ASSIGNMENT: Somewhere below, one line contains "928.6 | 94.0 |" and a later line contains "907.2 | 14.0 |". Output those two lines and everything between them exactly, and nothing else.

PROVIDED MATERIAL:
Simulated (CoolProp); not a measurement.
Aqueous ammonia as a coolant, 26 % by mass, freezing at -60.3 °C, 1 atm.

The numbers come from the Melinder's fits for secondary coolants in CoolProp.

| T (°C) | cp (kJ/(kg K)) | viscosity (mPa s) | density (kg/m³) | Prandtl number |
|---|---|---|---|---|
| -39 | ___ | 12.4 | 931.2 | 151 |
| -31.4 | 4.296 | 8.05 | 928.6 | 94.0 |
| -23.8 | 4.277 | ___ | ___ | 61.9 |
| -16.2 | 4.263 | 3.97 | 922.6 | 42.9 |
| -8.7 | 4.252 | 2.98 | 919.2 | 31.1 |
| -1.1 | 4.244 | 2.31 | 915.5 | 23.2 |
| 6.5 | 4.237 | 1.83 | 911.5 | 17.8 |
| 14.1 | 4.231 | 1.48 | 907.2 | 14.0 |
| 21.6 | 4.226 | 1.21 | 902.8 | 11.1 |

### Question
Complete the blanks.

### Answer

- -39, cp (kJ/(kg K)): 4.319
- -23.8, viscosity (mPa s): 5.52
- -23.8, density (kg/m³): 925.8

YOUR SOLUTION:
| -31.4 | 4.296 | 8.05 | 928.6 | 94.0 |
| -23.8 | 4.277 | ___ | ___ | 61.9 |
| -16.2 | 4.263 | 3.97 | 922.6 | 42.9 |
| -8.7 | 4.252 | 2.98 | 919.2 | 31.1 |
| -1.1 | 4.244 | 2.31 | 915.5 | 23.2 |
| 6.5 | 4.237 | 1.83 | 911.5 | 17.8 |
| 14.1 | 4.231 | 1.48 | 907.2 | 14.0 |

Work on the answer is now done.